========================================

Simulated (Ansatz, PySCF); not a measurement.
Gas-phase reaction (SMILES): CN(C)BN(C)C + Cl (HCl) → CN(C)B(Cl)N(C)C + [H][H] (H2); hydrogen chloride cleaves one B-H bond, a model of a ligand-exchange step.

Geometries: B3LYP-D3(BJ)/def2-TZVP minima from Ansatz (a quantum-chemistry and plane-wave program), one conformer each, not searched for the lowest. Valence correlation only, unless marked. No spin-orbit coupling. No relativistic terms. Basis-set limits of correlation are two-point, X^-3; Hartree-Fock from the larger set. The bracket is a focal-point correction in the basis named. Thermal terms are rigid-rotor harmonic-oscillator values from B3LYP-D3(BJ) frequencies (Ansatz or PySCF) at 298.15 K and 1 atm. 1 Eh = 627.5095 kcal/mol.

========================================

*ACTIVITY*: So that nothing differs from the original, transcribe all of the records above.

*EXPECTED ANSWER*:
Simulated (Ansatz, PySCF); not a measurement.
Gas-phase reaction (SMILES): CN(C)BN(C)C + Cl (HCl) → CN(C)B(Cl)N(C)C + [H][H] (H2); hydrogen chloride cleaves one B-H bond, a model of a ligand-exchange step.

Geometries: B3LYP-D3(BJ)/def2-TZVP minima from Ansatz (a quantum-chemistry and plane-wave program), one conformer each, not searched for the lowest. Valence correlation only, unless marked. No spin-orbit coupling. No relativistic terms. Basis-set limits of correlation are two-point, X^-3; Hartree-Fock from the larger set. The bracket is a focal-point correction in the basis named. Thermal terms are rigid-rotor harmonic-oscillator values from B3LYP-D3(BJ) frequencies (Ansatz or PySCF) at 298.15 K and 1 atm. 1 Eh = 627.5095 kcal/mol.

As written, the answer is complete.